ASSIGNED TASK: Nothing but the lines from the top of the following entries through the line with "Computed with vdW-DF-cx, VASP's" should be printed, exactly as they are.

RECORD SET:
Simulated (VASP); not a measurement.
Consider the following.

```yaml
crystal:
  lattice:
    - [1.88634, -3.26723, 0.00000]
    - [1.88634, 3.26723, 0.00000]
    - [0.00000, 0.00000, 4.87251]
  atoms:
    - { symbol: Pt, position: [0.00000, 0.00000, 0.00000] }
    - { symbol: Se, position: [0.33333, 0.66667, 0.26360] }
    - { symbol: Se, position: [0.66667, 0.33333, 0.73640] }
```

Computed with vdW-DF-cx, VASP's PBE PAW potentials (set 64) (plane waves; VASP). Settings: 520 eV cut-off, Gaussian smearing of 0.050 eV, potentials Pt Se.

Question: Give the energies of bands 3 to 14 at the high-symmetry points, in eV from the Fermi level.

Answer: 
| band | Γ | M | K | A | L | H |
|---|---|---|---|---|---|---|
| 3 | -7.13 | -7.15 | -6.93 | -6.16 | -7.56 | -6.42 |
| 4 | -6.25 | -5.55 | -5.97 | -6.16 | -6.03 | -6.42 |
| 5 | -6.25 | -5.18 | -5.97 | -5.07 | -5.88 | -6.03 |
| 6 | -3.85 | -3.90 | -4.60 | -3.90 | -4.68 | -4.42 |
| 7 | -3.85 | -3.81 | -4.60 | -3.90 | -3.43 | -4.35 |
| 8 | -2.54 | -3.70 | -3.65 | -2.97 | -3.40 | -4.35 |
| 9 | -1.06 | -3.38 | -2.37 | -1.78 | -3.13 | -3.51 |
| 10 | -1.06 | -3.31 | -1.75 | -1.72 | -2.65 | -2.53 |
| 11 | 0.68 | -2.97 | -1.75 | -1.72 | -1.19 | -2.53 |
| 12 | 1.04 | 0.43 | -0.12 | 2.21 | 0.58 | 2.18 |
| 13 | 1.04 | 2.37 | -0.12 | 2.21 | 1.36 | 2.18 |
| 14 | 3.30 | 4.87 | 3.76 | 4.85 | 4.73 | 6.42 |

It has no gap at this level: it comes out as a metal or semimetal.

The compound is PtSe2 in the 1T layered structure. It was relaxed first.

EXERCISE OUTPUT:
Simulated (VASP); not a measurement.
Consider the following.

```yaml
crystal:
  lattice:
    - [1.88634, -3.26723, 0.00000]
    - [1.88634, 3.26723, 0.00000]
    - [0.00000, 0.00000, 4.87251]
  atoms:
    - { symbol: Pt, position: [0.00000, 0.00000, 0.00000] }
    - { symbol: Se, position: [0.33333, 0.66667, 0.26360] }
    - { symbol: Se, position: [0.66667, 0.33333, 0.73640] }
```

Computed with vdW-DF-cx, VASP's PBE PAW potentials (set 64) (plane waves; VASP). Settings: 520 eV cut-off, Gaussian smearing of 0.050 eV, potentials Pt Se.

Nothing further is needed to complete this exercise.